• Task item
Starting with the first line and ending with the last, transcribe the data exactly.

• The data
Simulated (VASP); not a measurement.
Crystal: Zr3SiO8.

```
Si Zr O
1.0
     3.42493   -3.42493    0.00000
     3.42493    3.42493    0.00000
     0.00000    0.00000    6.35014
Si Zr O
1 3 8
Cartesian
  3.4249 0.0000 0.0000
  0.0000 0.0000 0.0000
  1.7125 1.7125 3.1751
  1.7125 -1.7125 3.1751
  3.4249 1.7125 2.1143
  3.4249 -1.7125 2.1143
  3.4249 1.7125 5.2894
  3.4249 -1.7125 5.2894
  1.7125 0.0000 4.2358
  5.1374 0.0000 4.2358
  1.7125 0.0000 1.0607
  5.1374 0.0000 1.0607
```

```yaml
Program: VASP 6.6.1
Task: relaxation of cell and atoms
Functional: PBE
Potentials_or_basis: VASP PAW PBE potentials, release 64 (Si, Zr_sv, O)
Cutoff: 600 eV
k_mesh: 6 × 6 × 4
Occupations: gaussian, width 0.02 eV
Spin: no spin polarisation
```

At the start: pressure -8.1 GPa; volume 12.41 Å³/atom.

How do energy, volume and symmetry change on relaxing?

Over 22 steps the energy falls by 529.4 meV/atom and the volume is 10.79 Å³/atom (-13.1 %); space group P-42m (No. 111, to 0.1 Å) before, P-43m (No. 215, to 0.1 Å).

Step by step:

• Answer box
Simulated (VASP); not a measurement.
Crystal: Zr3SiO8.

```
Si Zr O
1.0
     3.42493   -3.42493    0.00000
     3.42493    3.42493    0.00000
     0.00000    0.00000    6.35014
Si Zr O
1 3 8
Cartesian
  3.4249 0.0000 0.0000
  0.0000 0.0000 0.0000
  1.7125 1.7125 3.1751
  1.7125 -1.7125 3.1751
  3.4249 1.7125 2.1143
  3.4249 -1.7125 2.1143
  3.4249 1.7125 5.2894
  3.4249 -1.7125 5.2894
  1.7125 0.0000 4.2358
  5.1374 0.0000 4.2358
  1.7125 0.0000 1.0607
  5.1374 0.0000 1.0607
```

```yaml
Program: VASP 6.6.1
Task: relaxation of cell and atoms
Functional: PBE
Potentials_or_basis: VASP PAW PBE potentials, release 64 (Si, Zr_sv, O)
Cutoff: 600 eV
k_mesh: 6 × 6 × 4
Occupations: gaussian, width 0.02 eV
Spin: no spin polarisation
```

At the start: pressure -8.1 GPa; volume 12.41 Å³/atom.

How do energy, volume and symmetry change on relaxing?

Over 22 steps the energy falls by 529.4 meV/atom and the volume is 10.79 Å³/atom (-13.1 %); space group P-42m (No. 111, to 0.1 Å) before, P-43m (No. 215, to 0.1 Å).

Step by step:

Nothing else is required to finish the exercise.